→ **Task item**
The lines from the start of the data up to and including the one with "1 kg of water" should be returned exactly, and nothing else.

*** Provided records ***

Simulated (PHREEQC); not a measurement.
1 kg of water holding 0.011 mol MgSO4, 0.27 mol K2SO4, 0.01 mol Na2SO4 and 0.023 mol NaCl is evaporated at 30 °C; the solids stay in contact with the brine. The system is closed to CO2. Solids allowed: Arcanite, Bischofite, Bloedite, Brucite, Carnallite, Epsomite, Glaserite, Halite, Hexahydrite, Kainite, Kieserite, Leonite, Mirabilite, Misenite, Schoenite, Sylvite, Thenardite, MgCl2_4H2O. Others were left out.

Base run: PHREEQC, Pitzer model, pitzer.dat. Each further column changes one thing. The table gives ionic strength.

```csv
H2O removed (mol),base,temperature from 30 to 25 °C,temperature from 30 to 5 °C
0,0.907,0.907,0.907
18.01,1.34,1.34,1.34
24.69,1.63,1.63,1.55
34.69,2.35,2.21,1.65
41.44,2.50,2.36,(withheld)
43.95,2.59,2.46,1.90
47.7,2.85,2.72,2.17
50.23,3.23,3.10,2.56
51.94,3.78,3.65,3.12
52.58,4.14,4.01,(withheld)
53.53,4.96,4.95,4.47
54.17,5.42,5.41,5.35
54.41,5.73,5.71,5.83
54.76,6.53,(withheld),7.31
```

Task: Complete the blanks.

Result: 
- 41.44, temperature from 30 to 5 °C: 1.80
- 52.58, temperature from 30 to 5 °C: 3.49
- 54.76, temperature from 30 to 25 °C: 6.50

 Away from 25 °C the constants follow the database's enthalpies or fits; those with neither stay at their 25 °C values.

***

→ **Answer space**
Simulated (PHREEQC); not a measurement.
1 kg of water holding 0.011 mol MgSO4, 0.27 mol K2SO4, 0.01 mol Na2SO4 and 0.023 mol NaCl is evaporated at 30 °C; the solids stay in contact with the brine. The system is closed to CO2. Solids allowed: Arcanite, Bischofite, Bloedite, Brucite, Carnallite, Epsomite, Glaserite, Halite, Hexahydrite, Kainite, Kieserite, Leonite, Mirabilite, Misenite, Schoenite, Sylvite, Thenardite, MgCl2_4H2O. Others were left out.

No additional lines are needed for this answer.